* **Action item**:
Your answer should be the complete set of entries, transcribed exactly.

* **Material provided**:
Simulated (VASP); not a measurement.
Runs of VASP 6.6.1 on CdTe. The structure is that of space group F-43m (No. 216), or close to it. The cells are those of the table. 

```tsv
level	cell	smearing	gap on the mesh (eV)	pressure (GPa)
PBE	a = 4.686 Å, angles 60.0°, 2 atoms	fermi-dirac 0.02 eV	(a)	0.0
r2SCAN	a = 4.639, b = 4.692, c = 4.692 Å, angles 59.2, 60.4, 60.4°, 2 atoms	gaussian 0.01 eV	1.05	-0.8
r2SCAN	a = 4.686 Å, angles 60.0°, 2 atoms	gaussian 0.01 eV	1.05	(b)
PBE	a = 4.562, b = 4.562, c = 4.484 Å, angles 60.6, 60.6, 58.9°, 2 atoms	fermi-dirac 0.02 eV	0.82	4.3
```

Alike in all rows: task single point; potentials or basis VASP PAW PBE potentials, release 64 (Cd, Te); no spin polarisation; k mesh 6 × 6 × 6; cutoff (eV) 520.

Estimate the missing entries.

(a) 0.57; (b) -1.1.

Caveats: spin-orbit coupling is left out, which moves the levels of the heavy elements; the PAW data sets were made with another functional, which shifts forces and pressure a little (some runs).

* **Reply**:
Simulated (VASP); not a measurement.
Runs of VASP 6.6.1 on CdTe. The structure is that of space group F-43m (No. 216), or close to it. The cells are those of the table. 

```tsv
level	cell	smearing	gap on the mesh (eV)	pressure (GPa)
PBE	a = 4.686 Å, angles 60.0°, 2 atoms	fermi-dirac 0.02 eV	(a)	0.0
r2SCAN	a = 4.639, b = 4.692, c = 4.692 Å, angles 59.2, 60.4, 60.4°, 2 atoms	gaussian 0.01 eV	1.05	-0.8
r2SCAN	a = 4.686 Å, angles 60.0°, 2 atoms	gaussian 0.01 eV	1.05	(b)
PBE	a = 4.562, b = 4.562, c = 4.484 Å, angles 60.6, 60.6, 58.9°, 2 atoms	fermi-dirac 0.02 eV	0.82	4.3
```

Alike in all rows: task single point; potentials or basis VASP PAW PBE potentials, release 64 (Cd, Te); no spin polarisation; k mesh 6 × 6 × 6; cutoff (eV) 520.

Estimate the missing entries.

(a) 0.57; (b) -1.1.

Caveats: spin-orbit coupling is left out, which moves the levels of the heavy elements; the PAW data sets were made with another functional, which shifts forces and pressure a little (some runs).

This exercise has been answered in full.